** Information given **
==============================
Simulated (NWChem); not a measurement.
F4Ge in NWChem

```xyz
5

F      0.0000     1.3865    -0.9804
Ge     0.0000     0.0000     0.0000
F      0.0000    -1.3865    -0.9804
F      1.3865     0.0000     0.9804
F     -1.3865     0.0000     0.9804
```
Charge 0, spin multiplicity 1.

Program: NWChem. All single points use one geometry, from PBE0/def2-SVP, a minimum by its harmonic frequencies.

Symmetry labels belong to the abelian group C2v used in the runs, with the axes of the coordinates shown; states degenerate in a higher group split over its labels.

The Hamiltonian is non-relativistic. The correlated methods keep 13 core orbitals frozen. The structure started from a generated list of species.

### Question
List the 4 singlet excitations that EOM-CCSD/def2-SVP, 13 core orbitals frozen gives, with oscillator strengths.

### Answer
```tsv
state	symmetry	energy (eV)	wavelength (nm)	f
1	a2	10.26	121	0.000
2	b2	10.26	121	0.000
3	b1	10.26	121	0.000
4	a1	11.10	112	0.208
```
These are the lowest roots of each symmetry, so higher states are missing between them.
==============================

** Task item **
A word-for-word copy of all the entries is required.

** Your response **
Simulated (NWChem); not a measurement.
F4Ge in NWChem

```xyz
5

F      0.0000     1.3865    -0.9804
Ge     0.0000     0.0000     0.0000
F      0.0000    -1.3865    -0.9804
F      1.3865     0.0000     0.9804
F     -1.3865     0.0000     0.9804
```
Charge 0, spin multiplicity 1.

Program: NWChem. All single points use one geometry, from PBE0/def2-SVP, a minimum by its harmonic frequencies.

Symmetry labels belong to the abelian group C2v used in the runs, with the axes of the coordinates shown; states degenerate in a higher group split over its labels.

The Hamiltonian is non-relativistic. The correlated methods keep 13 core orbitals frozen. The structure started from a generated list of species.

### Question
List the 4 singlet excitations that EOM-CCSD/def2-SVP, 13 core orbitals frozen gives, with oscillator strengths.

### Answer
```tsv
state	symmetry	energy (eV)	wavelength (nm)	f
1	a2	10.26	121	0.000
2	b2	10.26	121	0.000
3	b1	10.26	121	0.000
4	a1	11.10	112	0.208
```
These are the lowest roots of each symmetry, so higher states are missing between them.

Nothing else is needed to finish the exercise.